======== DATA SHOWN ========

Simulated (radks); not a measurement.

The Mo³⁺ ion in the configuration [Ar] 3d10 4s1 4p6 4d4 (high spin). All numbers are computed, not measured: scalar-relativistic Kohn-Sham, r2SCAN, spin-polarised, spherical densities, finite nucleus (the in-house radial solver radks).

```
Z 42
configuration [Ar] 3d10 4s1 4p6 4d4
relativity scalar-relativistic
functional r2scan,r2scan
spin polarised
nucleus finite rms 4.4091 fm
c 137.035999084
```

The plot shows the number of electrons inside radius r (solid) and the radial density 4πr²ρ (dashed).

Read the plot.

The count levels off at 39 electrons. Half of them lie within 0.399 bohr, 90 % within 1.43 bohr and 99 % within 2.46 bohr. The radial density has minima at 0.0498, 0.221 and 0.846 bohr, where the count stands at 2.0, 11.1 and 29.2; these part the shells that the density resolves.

========

**WORK TASK:** Write the records out in full, exactly as they read above.

**YOUR SOLUTION:**
Simulated (radks); not a measurement.

The Mo³⁺ ion in the configuration [Ar] 3d10 4s1 4p6 4d4 (high spin). All numbers are computed, not measured: scalar-relativistic Kohn-Sham, r2SCAN, spin-polarised, spherical densities, finite nucleus (the in-house radial solver radks).

```
Z 42
configuration [Ar] 3d10 4s1 4p6 4d4
relativity scalar-relativistic
functional r2scan,r2scan
spin polarised
nucleus finite rms 4.4091 fm
c 137.035999084
```

The plot shows the number of electrons inside radius r (solid) and the radial density 4πr²ρ (dashed).

Read the plot.

The count levels off at 39 electrons. Half of them lie within 0.399 bohr, 90 % within 1.43 bohr and 99 % within 2.46 bohr. The radial density has minima at 0.0498, 0.221 and 0.846 bohr, where the count stands at 2.0, 11.1 and 29.2; these part the shells that the density resolves.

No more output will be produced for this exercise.